Dataset records:

· · · · ·

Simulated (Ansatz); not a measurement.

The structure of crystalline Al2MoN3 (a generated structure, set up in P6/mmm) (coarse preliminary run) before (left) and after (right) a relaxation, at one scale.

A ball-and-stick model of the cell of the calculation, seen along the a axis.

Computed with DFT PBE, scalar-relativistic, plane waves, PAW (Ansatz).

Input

· · · · ·

Exercise: Could you restate, word for word, the lines above from the one with "The structure of" to the one with "Computed with DFT", both included?

Answer section:
The structure of crystalline Al2MoN3 (a generated structure, set up in P6/mmm) (coarse preliminary run) before (left) and after (right) a relaxation, at one scale.

A ball-and-stick model of the cell of the calculation, seen along the a axis.

Computed with DFT PBE, scalar-relativistic, plane waves, PAW (Ansatz).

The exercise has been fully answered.